All of the data below is to be written out again exactly.

* [EXTRACTED INFORMATION]
<<<<

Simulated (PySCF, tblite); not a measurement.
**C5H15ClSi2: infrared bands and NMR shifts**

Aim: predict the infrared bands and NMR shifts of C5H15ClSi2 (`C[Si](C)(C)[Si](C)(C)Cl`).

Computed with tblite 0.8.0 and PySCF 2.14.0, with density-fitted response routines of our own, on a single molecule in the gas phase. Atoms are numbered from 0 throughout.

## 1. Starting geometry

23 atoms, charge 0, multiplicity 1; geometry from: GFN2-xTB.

>>>>

* [TASK RESPONSE]
Simulated (PySCF, tblite); not a measurement.
**C5H15ClSi2: infrared bands and NMR shifts**

Aim: predict the infrared bands and NMR shifts of C5H15ClSi2 (`C[Si](C)(C)[Si](C)(C)Cl`).

Computed with tblite 0.8.0 and PySCF 2.14.0, with density-fitted response routines of our own, on a single molecule in the gas phase. Atoms are numbered from 0 throughout.

## 1. Starting geometry

23 atoms, charge 0, multiplicity 1; geometry from: GFN2-xTB.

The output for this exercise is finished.